Assignment: Every entry below must be transcribed exactly, with no line missing.

Extracted information:
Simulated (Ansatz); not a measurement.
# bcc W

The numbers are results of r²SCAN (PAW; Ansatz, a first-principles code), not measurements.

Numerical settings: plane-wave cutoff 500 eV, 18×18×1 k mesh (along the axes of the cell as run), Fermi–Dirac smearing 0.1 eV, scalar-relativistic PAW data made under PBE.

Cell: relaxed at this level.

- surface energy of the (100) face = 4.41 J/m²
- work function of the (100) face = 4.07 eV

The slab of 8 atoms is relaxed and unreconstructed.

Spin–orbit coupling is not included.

Response box:
Simulated (Ansatz); not a measurement.
# bcc W

The numbers are results of r²SCAN (PAW; Ansatz, a first-principles code), not measurements.

Numerical settings: plane-wave cutoff 500 eV, 18×18×1 k mesh (along the axes of the cell as run), Fermi–Dirac smearing 0.1 eV, scalar-relativistic PAW data made under PBE.

Cell: relaxed at this level.

- surface energy of the (100) face = 4.41 J/m²
- work function of the (100) face = 4.07 eV

The slab of 8 atoms is relaxed and unreconstructed.

Spin–orbit coupling is not included.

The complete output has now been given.